Work request
From the top of the records below down to the line containing "### 1 The cell of the first run", reproduce every line exactly.

⟨
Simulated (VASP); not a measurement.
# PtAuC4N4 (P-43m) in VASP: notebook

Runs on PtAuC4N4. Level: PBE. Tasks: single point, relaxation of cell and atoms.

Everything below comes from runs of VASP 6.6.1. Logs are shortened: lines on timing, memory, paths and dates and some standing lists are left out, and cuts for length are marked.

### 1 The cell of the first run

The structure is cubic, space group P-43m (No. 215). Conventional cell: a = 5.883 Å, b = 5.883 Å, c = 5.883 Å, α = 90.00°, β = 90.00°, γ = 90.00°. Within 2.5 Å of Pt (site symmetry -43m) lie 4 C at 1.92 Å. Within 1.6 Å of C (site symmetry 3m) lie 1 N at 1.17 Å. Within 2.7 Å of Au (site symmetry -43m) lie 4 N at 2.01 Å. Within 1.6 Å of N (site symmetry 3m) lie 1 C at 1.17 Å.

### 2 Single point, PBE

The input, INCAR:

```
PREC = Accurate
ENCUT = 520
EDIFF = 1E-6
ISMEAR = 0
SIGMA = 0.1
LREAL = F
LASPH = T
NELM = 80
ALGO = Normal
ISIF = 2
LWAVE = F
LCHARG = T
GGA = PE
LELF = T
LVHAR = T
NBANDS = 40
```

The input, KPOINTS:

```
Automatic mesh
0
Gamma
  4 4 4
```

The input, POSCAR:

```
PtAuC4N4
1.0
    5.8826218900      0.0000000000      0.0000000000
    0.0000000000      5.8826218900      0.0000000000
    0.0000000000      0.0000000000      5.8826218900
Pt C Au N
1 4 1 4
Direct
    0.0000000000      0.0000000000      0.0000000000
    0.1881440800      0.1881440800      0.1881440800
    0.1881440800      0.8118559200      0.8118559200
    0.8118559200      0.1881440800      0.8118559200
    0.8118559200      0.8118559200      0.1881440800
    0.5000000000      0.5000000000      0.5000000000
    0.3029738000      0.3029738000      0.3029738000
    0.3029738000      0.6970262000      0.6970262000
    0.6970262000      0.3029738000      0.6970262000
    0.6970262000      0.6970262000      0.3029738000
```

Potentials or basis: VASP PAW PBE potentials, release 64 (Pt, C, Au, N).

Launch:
⟩

Task solution
Simulated (VASP); not a measurement.
# PtAuC4N4 (P-43m) in VASP: notebook

Runs on PtAuC4N4. Level: PBE. Tasks: single point, relaxation of cell and atoms.

Everything below comes from runs of VASP 6.6.1. Logs are shortened: lines on timing, memory, paths and dates and some standing lists are left out, and cuts for length are marked.

### 1 The cell of the first run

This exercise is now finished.